◆ ◆ ◆ ◆ ◆

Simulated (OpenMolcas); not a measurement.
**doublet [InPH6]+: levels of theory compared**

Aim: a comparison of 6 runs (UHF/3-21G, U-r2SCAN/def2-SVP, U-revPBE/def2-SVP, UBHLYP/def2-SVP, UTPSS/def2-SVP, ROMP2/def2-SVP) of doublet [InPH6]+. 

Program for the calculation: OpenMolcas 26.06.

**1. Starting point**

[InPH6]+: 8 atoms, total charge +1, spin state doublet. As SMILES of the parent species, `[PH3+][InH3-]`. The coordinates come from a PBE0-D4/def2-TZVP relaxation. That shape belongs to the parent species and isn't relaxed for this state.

◆ ◆ ◆ ◆ ◆

ACTIVITY
Copy out the entries exactly. Begin at the first line and end with the line that has "Aim: a comparison".

ANSWER BOX
Simulated (OpenMolcas); not a measurement.
**doublet [InPH6]+: levels of theory compared**

Aim: a comparison of 6 runs (UHF/3-21G, U-r2SCAN/def2-SVP, U-revPBE/def2-SVP, UBHLYP/def2-SVP, UTPSS/def2-SVP, ROMP2/def2-SVP) of doublet [InPH6]+. 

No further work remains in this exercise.